_ACTION ITEM_
Everything from the line containing "Two-electron singlets in" through the line containing "D. −V exp(−r²/w²), V = 27.6, w = 1.02" should be repeated exactly, and nothing else from the data.

***
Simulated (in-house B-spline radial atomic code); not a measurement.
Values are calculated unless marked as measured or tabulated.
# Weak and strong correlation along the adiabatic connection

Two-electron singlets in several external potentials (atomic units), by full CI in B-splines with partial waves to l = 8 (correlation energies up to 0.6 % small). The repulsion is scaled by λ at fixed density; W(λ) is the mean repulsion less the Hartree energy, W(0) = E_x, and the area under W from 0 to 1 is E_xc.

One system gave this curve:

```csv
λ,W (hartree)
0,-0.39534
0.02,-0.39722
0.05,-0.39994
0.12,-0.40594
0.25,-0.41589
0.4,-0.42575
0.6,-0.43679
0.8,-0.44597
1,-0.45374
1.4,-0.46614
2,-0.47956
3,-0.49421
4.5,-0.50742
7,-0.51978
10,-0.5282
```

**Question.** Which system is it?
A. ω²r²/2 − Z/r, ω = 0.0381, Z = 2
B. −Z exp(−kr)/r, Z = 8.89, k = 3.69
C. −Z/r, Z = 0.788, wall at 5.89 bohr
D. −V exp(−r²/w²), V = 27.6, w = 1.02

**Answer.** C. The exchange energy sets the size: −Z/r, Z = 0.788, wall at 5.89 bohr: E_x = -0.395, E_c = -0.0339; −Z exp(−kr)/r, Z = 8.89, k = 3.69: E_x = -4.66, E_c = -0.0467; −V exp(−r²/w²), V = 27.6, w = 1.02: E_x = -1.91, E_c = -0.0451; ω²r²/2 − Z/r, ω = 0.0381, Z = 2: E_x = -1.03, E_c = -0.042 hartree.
***

_RESPONSE_
Two-electron singlets in several external potentials (atomic units), by full CI in B-splines with partial waves to l = 8 (correlation energies up to 0.6 % small). The repulsion is scaled by λ at fixed density; W(λ) is the mean repulsion less the Hartree energy, W(0) = E_x, and the area under W from 0 to 1 is E_xc.

One system gave this curve:

```csv
λ,W (hartree)
0,-0.39534
0.02,-0.39722
0.05,-0.39994
0.12,-0.40594
0.25,-0.41589
0.4,-0.42575
0.6,-0.43679
0.8,-0.44597
1,-0.45374
1.4,-0.46614
2,-0.47956
3,-0.49421
4.5,-0.50742
7,-0.51978
10,-0.5282
```

**Question.** Which system is it?
A. ω²r²/2 − Z/r, ω = 0.0381, Z = 2
B. −Z exp(−kr)/r, Z = 8.89, k = 3.69
C. −Z/r, Z = 0.788, wall at 5.89 bohr
D. −V exp(−r²/w²), V = 27.6, w = 1.02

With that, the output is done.